(Record set)
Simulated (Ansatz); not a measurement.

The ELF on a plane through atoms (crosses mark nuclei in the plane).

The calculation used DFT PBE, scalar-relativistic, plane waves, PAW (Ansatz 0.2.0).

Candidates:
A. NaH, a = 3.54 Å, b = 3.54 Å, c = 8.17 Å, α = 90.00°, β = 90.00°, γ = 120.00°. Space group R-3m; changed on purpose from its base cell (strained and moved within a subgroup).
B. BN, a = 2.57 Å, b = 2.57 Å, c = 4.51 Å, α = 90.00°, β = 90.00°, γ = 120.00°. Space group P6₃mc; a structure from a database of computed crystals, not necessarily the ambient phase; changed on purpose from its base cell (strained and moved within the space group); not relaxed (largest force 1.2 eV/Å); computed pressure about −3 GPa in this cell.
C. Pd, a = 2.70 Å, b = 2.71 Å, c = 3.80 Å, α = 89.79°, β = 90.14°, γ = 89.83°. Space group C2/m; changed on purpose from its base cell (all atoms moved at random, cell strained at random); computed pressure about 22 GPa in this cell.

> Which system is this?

(Exercise) With every line kept whole, write out the records again exactly.

(Answer box)
Simulated (Ansatz); not a measurement.

The ELF on a plane through atoms (crosses mark nuclei in the plane).

The calculation used DFT PBE, scalar-relativistic, plane waves, PAW (Ansatz 0.2.0).

Candidates:
A. NaH, a = 3.54 Å, b = 3.54 Å, c = 8.17 Å, α = 90.00°, β = 90.00°, γ = 120.00°. Space group R-3m; changed on purpose from its base cell (strained and moved within a subgroup).
B. BN, a = 2.57 Å, b = 2.57 Å, c = 4.51 Å, α = 90.00°, β = 90.00°, γ = 120.00°. Space group P6₃mc; a structure from a database of computed crystals, not necessarily the ambient phase; changed on purpose from its base cell (strained and moved within the space group); not relaxed (largest force 1.2 eV/Å); computed pressure about −3 GPa in this cell.
C. Pd, a = 2.70 Å, b = 2.71 Å, c = 3.80 Å, α = 89.79°, β = 90.14°, γ = 89.83°. Space group C2/m; changed on purpose from its base cell (all atoms moved at random, cell strained at random); computed pressure about 22 GPa in this cell.

> Which system is this?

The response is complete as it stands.